BRIEF =>
The records are given next. Repeat each one exactly.

──────
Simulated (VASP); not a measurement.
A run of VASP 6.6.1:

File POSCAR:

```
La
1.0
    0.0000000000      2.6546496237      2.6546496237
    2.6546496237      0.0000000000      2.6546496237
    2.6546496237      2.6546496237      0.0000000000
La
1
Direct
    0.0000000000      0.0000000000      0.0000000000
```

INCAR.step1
──────

ANSWER AREA =>
Simulated (VASP); not a measurement.
A run of VASP 6.6.1:

File POSCAR:

```
La
1.0
    0.0000000000      2.6546496237      2.6546496237
    2.6546496237      0.0000000000      2.6546496237
    2.6546496237      2.6546496237      0.0000000000
La
1
Direct
    0.0000000000      0.0000000000      0.0000000000
```

INCAR.step1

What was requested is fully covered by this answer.